__EXERCISE__: After finding the line with "runs on TaN**" in the entries below, retype exactly each line from there through the line with "Hardware: 1 thread", including that final line.

#####

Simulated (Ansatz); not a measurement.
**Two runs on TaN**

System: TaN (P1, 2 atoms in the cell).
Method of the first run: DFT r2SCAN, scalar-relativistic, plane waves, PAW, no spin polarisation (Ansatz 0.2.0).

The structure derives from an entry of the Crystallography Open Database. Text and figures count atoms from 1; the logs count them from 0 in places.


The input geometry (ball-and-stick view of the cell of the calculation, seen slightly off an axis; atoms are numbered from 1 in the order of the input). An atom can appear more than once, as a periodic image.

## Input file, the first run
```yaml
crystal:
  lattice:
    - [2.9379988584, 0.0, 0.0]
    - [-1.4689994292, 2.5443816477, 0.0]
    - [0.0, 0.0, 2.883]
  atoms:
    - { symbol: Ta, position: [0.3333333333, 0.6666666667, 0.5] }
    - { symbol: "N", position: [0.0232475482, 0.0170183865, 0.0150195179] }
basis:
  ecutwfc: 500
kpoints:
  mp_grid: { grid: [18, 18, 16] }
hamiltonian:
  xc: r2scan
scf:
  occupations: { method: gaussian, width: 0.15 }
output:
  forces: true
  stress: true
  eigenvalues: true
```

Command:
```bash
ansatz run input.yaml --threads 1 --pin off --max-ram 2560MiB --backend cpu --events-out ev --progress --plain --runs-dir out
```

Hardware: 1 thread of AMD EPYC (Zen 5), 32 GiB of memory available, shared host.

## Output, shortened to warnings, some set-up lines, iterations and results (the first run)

#####

__PROBLEM SOLUTION__:
**Two runs on TaN**

System: TaN (P1, 2 atoms in the cell).
Method of the first run: DFT r2SCAN, scalar-relativistic, plane waves, PAW, no spin polarisation (Ansatz 0.2.0).

The structure derives from an entry of the Crystallography Open Database. Text and figures count atoms from 1; the logs count them from 0 in places.


The input geometry (ball-and-stick view of the cell of the calculation, seen slightly off an axis; atoms are numbered from 1 in the order of the input). An atom can appear more than once, as a periodic image.

## Input file, the first run
```yaml
crystal:
  lattice:
    - [2.9379988584, 0.0, 0.0]
    - [-1.4689994292, 2.5443816477, 0.0]
    - [0.0, 0.0, 2.883]
  atoms:
    - { symbol: Ta, position: [0.3333333333, 0.6666666667, 0.5] }
    - { symbol: "N", position: [0.0232475482, 0.0170183865, 0.0150195179] }
basis:
  ecutwfc: 500
kpoints:
  mp_grid: { grid: [18, 18, 16] }
hamiltonian:
  xc: r2scan
scf:
  occupations: { method: gaussian, width: 0.15 }
output:
  forces: true
  stress: true
  eigenvalues: true
```

Command:
```bash
ansatz run input.yaml --threads 1 --pin off --max-ram 2560MiB --backend cpu --events-out ev --progress --plain --runs-dir out
```

Hardware: 1 thread of AMD EPYC (Zen 5), 32 GiB of memory available, shared host.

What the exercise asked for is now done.